Supplied records =>
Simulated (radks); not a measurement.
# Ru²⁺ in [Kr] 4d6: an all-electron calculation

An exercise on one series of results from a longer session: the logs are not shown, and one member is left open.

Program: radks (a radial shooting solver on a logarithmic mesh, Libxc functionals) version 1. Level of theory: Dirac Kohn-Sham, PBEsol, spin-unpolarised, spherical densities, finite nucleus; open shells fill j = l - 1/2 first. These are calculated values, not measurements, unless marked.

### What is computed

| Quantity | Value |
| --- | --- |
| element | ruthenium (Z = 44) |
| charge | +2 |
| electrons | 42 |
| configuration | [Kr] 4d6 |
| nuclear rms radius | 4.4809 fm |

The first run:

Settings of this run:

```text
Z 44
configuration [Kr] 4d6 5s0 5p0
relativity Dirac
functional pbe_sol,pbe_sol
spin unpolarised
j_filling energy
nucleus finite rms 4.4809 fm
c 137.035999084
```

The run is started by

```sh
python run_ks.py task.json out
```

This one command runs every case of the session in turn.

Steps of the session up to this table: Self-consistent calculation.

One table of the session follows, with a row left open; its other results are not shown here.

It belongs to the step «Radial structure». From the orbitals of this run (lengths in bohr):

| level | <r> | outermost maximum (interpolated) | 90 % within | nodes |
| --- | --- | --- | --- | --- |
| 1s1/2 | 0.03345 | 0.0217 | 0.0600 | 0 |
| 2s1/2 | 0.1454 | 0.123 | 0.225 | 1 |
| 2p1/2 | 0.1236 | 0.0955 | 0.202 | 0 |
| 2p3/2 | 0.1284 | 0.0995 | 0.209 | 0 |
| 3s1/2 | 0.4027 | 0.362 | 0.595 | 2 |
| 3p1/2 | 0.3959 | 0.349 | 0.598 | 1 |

Required action => The records above are to be given again in full, exactly as written.

Expected answer =>
Simulated (radks); not a measurement.
# Ru²⁺ in [Kr] 4d6: an all-electron calculation

An exercise on one series of results from a longer session: the logs are not shown, and one member is left open.

Program: radks (a radial shooting solver on a logarithmic mesh, Libxc functionals) version 1. Level of theory: Dirac Kohn-Sham, PBEsol, spin-unpolarised, spherical densities, finite nucleus; open shells fill j = l - 1/2 first. These are calculated values, not measurements, unless marked.

### What is computed

| Quantity | Value |
| --- | --- |
| element | ruthenium (Z = 44) |
| charge | +2 |
| electrons | 42 |
| configuration | [Kr] 4d6 |
| nuclear rms radius | 4.4809 fm |

The first run:

Settings of this run:

```text
Z 44
configuration [Kr] 4d6 5s0 5p0
relativity Dirac
functional pbe_sol,pbe_sol
spin unpolarised
j_filling energy
nucleus finite rms 4.4809 fm
c 137.035999084
```

The run is started by

```sh
python run_ks.py task.json out
```

This one command runs every case of the session in turn.

Steps of the session up to this table: Self-consistent calculation.

One table of the session follows, with a row left open; its other results are not shown here.

It belongs to the step «Radial structure». From the orbitals of this run (lengths in bohr):

| level | <r> | outermost maximum (interpolated) | 90 % within | nodes |
| --- | --- | --- | --- | --- |
| 1s1/2 | 0.03345 | 0.0217 | 0.0600 | 0 |
| 2s1/2 | 0.1454 | 0.123 | 0.225 | 1 |
| 2p1/2 | 0.1236 | 0.0955 | 0.202 | 0 |
| 2p3/2 | 0.1284 | 0.0995 | 0.209 | 0 |
| 3s1/2 | 0.4027 | 0.362 | 0.595 | 2 |
| 3p1/2 | 0.3959 | 0.349 | 0.598 | 1 |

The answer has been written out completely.